DATA EXCERPTS:
━━━━━━

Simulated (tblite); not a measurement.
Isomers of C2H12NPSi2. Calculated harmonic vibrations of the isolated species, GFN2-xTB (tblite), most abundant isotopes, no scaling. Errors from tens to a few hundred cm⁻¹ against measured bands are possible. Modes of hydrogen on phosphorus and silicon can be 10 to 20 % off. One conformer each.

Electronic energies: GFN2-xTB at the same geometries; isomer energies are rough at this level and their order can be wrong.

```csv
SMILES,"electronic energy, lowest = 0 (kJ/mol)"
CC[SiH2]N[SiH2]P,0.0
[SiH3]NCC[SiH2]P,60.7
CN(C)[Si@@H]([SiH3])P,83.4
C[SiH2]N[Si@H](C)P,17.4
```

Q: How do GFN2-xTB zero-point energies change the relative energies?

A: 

━━━━━━

WORK ORDER:
Every line above from the line with "Electronic energies: GFN2-xTB" to the line with "Q: How do GFN2-xTB", both included, must be reproduced exactly, and no other line may appear.

YOUR RESPONSE:
Electronic energies: GFN2-xTB at the same geometries; isomer energies are rough at this level and their order can be wrong.

```csv
SMILES,"electronic energy, lowest = 0 (kJ/mol)"
CC[SiH2]N[SiH2]P,0.0
[SiH3]NCC[SiH2]P,60.7
CN(C)[Si@@H]([SiH3])P,83.4
C[SiH2]N[Si@H](C)P,17.4
```

Q: How do GFN2-xTB zero-point energies change the relative energies?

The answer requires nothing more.